▸ Activity: Retype the complete listing exactly as it appears.

- - - - - - -

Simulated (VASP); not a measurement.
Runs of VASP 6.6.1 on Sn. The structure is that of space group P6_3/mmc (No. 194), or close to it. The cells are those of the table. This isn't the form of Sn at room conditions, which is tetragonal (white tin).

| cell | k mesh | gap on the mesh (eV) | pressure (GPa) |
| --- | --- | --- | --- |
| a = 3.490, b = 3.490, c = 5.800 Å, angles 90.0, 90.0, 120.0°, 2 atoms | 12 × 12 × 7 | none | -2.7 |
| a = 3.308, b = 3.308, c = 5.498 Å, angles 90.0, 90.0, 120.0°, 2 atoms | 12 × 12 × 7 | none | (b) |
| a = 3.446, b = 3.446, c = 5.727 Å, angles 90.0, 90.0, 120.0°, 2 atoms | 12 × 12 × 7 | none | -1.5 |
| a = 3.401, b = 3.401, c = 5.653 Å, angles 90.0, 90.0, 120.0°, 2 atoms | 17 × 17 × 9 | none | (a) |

- - - - - - -

▸ Exercise output:
Simulated (VASP); not a measurement.
Runs of VASP 6.6.1 on Sn. The structure is that of space group P6_3/mmc (No. 194), or close to it. The cells are those of the table. This isn't the form of Sn at room conditions, which is tetragonal (white tin).

| cell | k mesh | gap on the mesh (eV) | pressure (GPa) |
| --- | --- | --- | --- |
| a = 3.490, b = 3.490, c = 5.800 Å, angles 90.0, 90.0, 120.0°, 2 atoms | 12 × 12 × 7 | none | -2.7 |
| a = 3.308, b = 3.308, c = 5.498 Å, angles 90.0, 90.0, 120.0°, 2 atoms | 12 × 12 × 7 | none | (b) |
| a = 3.446, b = 3.446, c = 5.727 Å, angles 90.0, 90.0, 120.0°, 2 atoms | 12 × 12 × 7 | none | -1.5 |
| a = 3.401, b = 3.401, c = 5.653 Å, angles 90.0, 90.0, 120.0°, 2 atoms | 17 × 17 × 9 | none | (a) |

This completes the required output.